###

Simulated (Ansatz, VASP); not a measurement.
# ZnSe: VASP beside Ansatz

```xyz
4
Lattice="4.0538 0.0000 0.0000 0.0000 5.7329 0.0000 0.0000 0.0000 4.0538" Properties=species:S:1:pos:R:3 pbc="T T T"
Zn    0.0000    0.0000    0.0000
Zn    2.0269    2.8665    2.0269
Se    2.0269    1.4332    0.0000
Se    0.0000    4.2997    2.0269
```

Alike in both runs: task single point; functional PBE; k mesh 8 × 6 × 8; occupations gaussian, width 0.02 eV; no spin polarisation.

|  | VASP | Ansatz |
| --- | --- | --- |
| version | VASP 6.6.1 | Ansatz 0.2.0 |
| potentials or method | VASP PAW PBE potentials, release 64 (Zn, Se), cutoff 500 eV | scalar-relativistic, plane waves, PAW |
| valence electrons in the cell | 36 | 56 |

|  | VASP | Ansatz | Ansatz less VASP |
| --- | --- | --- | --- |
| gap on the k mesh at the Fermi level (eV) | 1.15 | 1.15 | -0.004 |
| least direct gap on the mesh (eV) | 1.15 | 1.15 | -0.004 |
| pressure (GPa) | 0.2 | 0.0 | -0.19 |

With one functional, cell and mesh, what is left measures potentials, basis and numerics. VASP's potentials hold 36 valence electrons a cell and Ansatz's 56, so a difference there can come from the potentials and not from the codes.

###

- **Task item**: From the records above, quote only the lines running from the line with "cell | 36 | 56 |" to the line with "0.0 | -0.19 |", both lines included.

- **Solution**:
| valence electrons in the cell | 36 | 56 |

|  | VASP | Ansatz | Ansatz less VASP |
| --- | --- | --- | --- |
| gap on the k mesh at the Fermi level (eV) | 1.15 | 1.15 | -0.004 |
| least direct gap on the mesh (eV) | 1.15 | 1.15 | -0.004 |
| pressure (GPa) | 0.2 | 0.0 | -0.19 |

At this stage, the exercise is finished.